> [ASSIGNMENT] Write each entry out again exactly as it was given.

:: PROVIDED RECORDS ::
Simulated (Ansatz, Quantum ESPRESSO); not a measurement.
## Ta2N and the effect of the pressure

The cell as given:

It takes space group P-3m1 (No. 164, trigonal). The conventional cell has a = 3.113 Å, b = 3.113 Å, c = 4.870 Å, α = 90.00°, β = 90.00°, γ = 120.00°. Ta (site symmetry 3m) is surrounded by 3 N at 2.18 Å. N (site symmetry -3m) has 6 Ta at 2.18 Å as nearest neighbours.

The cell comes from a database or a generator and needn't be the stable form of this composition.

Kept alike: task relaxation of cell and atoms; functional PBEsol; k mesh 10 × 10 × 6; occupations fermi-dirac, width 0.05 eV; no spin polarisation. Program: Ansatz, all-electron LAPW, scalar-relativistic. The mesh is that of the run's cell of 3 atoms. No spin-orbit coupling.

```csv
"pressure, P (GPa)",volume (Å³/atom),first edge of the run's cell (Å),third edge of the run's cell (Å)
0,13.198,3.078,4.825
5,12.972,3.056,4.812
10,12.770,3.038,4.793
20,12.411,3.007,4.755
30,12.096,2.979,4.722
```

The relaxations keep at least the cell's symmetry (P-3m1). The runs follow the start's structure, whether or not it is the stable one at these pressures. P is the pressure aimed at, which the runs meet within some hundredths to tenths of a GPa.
:::

> [ANSWER BOX]
Simulated (Ansatz, Quantum ESPRESSO); not a measurement.
## Ta2N and the effect of the pressure

The cell as given:

It takes space group P-3m1 (No. 164, trigonal). The conventional cell has a = 3.113 Å, b = 3.113 Å, c = 4.870 Å, α = 90.00°, β = 90.00°, γ = 120.00°. Ta (site symmetry 3m) is surrounded by 3 N at 2.18 Å. N (site symmetry -3m) has 6 Ta at 2.18 Å as nearest neighbours.

The cell comes from a database or a generator and needn't be the stable form of this composition.

Kept alike: task relaxation of cell and atoms; functional PBEsol; k mesh 10 × 10 × 6; occupations fermi-dirac, width 0.05 eV; no spin polarisation. Program: Ansatz, all-electron LAPW, scalar-relativistic. The mesh is that of the run's cell of 3 atoms. No spin-orbit coupling.

```csv
"pressure, P (GPa)",volume (Å³/atom),first edge of the run's cell (Å),third edge of the run's cell (Å)
0,13.198,3.078,4.825
5,12.972,3.056,4.812
10,12.770,3.038,4.793
20,12.411,3.007,4.755
30,12.096,2.979,4.722
```

The relaxations keep at least the cell's symmetry (P-3m1). The runs follow the start's structure, whether or not it is the stable one at these pressures. P is the pressure aimed at, which the runs meet within some hundredths to tenths of a GPa.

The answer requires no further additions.